━━━━━━━━━━━━━━━━

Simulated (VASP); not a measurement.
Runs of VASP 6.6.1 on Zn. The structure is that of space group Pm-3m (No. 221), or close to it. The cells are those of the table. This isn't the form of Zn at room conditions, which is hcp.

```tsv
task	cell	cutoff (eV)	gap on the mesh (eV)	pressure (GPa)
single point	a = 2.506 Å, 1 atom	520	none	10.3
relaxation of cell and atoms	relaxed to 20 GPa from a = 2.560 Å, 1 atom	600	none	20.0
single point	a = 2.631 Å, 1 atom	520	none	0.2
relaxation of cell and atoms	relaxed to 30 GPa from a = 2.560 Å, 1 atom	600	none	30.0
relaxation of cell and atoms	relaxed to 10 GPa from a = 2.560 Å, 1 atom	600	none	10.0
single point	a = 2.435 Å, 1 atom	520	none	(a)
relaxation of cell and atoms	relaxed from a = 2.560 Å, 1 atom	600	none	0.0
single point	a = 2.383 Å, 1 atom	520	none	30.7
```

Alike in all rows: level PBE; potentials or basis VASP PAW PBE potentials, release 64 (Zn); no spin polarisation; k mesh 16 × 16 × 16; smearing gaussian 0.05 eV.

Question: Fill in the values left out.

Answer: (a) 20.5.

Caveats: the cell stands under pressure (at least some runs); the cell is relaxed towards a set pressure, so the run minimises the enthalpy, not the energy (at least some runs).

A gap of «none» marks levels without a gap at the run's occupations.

━━━━━━━━━━━━━━━━

- ACTION ITEM
Transcribe the records above exactly, beginning at the line that contains "Question: Fill in the values left out." and ending with the line that contains "Caveats: the cell", both included, and nothing else.

- YOUR RESPONSE
Question: Fill in the values left out.

Answer: (a) 20.5.

Caveats: the cell stands under pressure (at least some runs); the cell is relaxed towards a set pressure, so the run minimises the enthalpy, not the energy (at least some runs).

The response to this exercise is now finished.